■ Brief
All of the entries below are to be repeated word for word.

============

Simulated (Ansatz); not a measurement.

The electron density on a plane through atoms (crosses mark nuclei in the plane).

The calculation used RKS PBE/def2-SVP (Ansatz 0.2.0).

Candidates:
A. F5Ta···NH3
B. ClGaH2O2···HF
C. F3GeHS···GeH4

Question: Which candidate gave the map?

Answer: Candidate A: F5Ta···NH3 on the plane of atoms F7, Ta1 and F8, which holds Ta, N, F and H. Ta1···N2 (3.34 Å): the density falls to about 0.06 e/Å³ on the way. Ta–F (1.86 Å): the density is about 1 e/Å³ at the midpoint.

============

■ Exercise result
Simulated (Ansatz); not a measurement.

The electron density on a plane through atoms (crosses mark nuclei in the plane).

The calculation used RKS PBE/def2-SVP (Ansatz 0.2.0).

Candidates:
A. F5Ta···NH3
B. ClGaH2O2···HF
C. F3GeHS···GeH4

Question: Which candidate gave the map?

Answer: Candidate A: F5Ta···NH3 on the plane of atoms F7, Ta1 and F8, which holds Ta, N, F and H. Ta1···N2 (3.34 Å): the density falls to about 0.06 e/Å³ on the way. Ta–F (1.86 Å): the density is about 1 e/Å³ at the midpoint.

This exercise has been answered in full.